• [Work request]: Copy, word for word, each line of the data below from the first through the line containing "# Energy and", and stop there.

• [Extracted material]:
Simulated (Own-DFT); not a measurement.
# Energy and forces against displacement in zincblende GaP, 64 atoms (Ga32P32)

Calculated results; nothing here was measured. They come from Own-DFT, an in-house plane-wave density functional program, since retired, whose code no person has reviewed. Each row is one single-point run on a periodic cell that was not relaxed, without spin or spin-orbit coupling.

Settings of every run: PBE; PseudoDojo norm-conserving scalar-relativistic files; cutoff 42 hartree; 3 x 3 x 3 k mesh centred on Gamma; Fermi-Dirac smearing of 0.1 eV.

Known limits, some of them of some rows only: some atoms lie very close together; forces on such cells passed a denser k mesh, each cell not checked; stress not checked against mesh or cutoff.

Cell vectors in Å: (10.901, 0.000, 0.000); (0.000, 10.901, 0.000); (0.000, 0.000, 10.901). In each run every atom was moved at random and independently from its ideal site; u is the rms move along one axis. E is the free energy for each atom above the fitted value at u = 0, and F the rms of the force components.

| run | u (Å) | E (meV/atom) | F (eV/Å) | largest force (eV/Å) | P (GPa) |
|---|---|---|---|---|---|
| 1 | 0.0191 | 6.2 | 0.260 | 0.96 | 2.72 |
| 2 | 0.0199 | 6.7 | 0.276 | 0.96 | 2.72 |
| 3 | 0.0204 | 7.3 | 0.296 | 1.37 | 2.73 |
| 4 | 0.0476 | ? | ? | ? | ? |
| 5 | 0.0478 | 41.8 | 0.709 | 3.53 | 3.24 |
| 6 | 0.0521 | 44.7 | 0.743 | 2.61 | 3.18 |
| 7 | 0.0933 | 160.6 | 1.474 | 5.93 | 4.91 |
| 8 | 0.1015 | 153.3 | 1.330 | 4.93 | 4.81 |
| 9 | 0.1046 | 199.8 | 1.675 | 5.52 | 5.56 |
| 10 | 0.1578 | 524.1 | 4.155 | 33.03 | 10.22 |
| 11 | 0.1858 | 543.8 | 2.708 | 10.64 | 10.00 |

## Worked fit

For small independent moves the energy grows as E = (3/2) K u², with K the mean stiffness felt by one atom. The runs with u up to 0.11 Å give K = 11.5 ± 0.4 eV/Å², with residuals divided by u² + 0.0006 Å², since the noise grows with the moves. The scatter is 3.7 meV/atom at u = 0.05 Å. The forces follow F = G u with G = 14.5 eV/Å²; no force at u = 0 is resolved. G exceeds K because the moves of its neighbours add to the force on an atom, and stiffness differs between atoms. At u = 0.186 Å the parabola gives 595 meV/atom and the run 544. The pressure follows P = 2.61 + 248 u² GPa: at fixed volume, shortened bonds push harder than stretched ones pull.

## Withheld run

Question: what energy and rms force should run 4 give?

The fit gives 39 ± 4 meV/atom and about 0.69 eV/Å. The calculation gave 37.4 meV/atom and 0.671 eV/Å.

• [Expected answer]:
Simulated (Own-DFT); not a measurement.
# Energy and forces against displacement in zincblende GaP, 64 atoms (Ga32P32)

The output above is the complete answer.